GIVEN RECORDS:
Segment Open

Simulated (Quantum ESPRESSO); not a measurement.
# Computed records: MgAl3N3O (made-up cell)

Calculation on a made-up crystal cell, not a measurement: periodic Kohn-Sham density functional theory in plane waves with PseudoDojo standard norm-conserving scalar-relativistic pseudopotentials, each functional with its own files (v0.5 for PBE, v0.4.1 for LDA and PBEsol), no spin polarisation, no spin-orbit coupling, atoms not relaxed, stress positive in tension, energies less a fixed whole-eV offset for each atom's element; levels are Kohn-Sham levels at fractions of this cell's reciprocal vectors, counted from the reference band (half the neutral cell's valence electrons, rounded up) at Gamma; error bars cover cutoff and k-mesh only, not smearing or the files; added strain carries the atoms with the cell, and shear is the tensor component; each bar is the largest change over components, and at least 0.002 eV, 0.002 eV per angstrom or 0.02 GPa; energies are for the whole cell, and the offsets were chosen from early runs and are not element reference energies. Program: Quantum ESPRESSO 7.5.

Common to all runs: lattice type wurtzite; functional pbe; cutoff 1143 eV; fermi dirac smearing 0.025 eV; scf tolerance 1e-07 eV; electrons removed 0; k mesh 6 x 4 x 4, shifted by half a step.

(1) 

Segment Closed

TASK ITEM:
Repeat the records above exactly as they appear.

WORKED SOLUTION:
Simulated (Quantum ESPRESSO); not a measurement.
# Computed records: MgAl3N3O (made-up cell)

Calculation on a made-up crystal cell, not a measurement: periodic Kohn-Sham density functional theory in plane waves with PseudoDojo standard norm-conserving scalar-relativistic pseudopotentials, each functional with its own files (v0.5 for PBE, v0.4.1 for LDA and PBEsol), no spin polarisation, no spin-orbit coupling, atoms not relaxed, stress positive in tension, energies less a fixed whole-eV offset for each atom's element; levels are Kohn-Sham levels at fractions of this cell's reciprocal vectors, counted from the reference band (half the neutral cell's valence electrons, rounded up) at Gamma; error bars cover cutoff and k-mesh only, not smearing or the files; added strain carries the atoms with the cell, and shear is the tensor component; each bar is the largest change over components, and at least 0.002 eV, 0.002 eV per angstrom or 0.02 GPa; energies are for the whole cell, and the offsets were chosen from early runs and are not element reference energies. Program: Quantum ESPRESSO 7.5.

Common to all runs: lattice type wurtzite; functional pbe; cutoff 1143 eV; fermi dirac smearing 0.025 eV; scf tolerance 1e-07 eV; electrons removed 0; k mesh 6 x 4 x 4, shifted by half a step.

(1) 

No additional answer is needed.